Entries shown:
◇ ◇ ◇ ◇ ◇

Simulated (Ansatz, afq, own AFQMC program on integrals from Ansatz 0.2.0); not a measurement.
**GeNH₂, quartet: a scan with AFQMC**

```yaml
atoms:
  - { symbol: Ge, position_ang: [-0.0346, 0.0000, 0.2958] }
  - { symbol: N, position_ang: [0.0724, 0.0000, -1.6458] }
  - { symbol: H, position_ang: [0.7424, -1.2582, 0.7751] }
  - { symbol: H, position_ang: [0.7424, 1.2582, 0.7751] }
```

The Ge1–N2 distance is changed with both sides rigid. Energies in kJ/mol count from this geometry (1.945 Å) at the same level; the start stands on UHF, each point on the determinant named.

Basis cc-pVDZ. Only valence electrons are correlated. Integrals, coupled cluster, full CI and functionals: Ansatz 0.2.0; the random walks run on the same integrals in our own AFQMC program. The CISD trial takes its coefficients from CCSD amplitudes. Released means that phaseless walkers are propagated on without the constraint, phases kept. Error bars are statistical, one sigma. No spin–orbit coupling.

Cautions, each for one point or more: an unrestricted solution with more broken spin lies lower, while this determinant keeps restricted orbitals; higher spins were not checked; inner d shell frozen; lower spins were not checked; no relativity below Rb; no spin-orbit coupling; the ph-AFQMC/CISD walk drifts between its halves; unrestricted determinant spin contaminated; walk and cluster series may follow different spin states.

◇ ◇ ◇ ◇ ◇

Work task: Beginning with the line that has "scan with AFQMC**" and ending with the line that has "The Ge1–N2 distance", set down the lines above exactly and include no others.

Exercise answer:
**GeNH₂, quartet: a scan with AFQMC**

```yaml
atoms:
  - { symbol: Ge, position_ang: [-0.0346, 0.0000, 0.2958] }
  - { symbol: N, position_ang: [0.0724, 0.0000, -1.6458] }
  - { symbol: H, position_ang: [0.7424, -1.2582, 0.7751] }
  - { symbol: H, position_ang: [0.7424, 1.2582, 0.7751] }
```

The Ge1–N2 distance is changed with both sides rigid. Energies in kJ/mol count from this geometry (1.945 Å) at the same level; the start stands on UHF, each point on the determinant named.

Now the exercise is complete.